### WORK REQUEST
Copy out each line below exactly as written.

### DATASET EXCERPTS
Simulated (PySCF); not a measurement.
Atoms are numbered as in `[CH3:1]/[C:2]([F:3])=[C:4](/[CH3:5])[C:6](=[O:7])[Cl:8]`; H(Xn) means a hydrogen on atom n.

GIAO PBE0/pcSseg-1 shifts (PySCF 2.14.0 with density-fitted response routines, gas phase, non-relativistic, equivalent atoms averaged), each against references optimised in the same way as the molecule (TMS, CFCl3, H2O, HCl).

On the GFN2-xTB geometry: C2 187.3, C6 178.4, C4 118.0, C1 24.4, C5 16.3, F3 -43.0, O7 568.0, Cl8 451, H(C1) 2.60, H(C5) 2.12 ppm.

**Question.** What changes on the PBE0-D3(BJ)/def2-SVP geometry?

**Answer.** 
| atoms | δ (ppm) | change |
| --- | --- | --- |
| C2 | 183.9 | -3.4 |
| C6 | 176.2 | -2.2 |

### RESPONSE AREA
Simulated (PySCF); not a measurement.
Atoms are numbered as in `[CH3:1]/[C:2]([F:3])=[C:4](/[CH3:5])[C:6](=[O:7])[Cl:8]`; H(Xn) means a hydrogen on atom n.

GIAO PBE0/pcSseg-1 shifts (PySCF 2.14.0 with density-fitted response routines, gas phase, non-relativistic, equivalent atoms averaged), each against references optimised in the same way as the molecule (TMS, CFCl3, H2O, HCl).

On the GFN2-xTB geometry: C2 187.3, C6 178.4, C4 118.0, C1 24.4, C5 16.3, F3 -43.0, O7 568.0, Cl8 451, H(C1) 2.60, H(C5) 2.12 ppm.

**Question.** What changes on the PBE0-D3(BJ)/def2-SVP geometry?

**Answer.** 
| atoms | δ (ppm) | change |
| --- | --- | --- |
| C2 | 183.9 | -3.4 |
| C6 | 176.2 | -2.2 |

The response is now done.